ACTION ITEM
Nothing but the lines from the start of the records below through the line that has "Quantity: redistribution energy" should appear, each exactly as given.

INFORMATION GIVEN

· · · · ·

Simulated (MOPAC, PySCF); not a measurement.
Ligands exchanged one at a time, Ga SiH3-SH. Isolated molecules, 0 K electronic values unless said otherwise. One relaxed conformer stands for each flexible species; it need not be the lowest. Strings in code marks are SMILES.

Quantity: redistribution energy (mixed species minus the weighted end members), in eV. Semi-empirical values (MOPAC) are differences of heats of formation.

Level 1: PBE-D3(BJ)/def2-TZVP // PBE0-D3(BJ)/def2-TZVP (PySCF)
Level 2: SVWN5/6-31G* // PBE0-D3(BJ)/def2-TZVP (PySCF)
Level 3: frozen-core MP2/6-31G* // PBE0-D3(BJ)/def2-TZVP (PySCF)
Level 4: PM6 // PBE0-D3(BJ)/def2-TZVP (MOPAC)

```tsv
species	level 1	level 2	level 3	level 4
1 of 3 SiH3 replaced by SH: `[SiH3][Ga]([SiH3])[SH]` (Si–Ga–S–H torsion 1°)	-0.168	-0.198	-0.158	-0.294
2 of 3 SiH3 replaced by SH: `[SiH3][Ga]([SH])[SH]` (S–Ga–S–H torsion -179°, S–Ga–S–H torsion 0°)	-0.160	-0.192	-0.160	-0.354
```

· · · · ·

ANSWER AREA
Simulated (MOPAC, PySCF); not a measurement.
Ligands exchanged one at a time, Ga SiH3-SH. Isolated molecules, 0 K electronic values unless said otherwise. One relaxed conformer stands for each flexible species; it need not be the lowest. Strings in code marks are SMILES.

Quantity: redistribution energy (mixed species minus the weighted end members), in eV. Semi-empirical values (MOPAC) are differences of heats of formation.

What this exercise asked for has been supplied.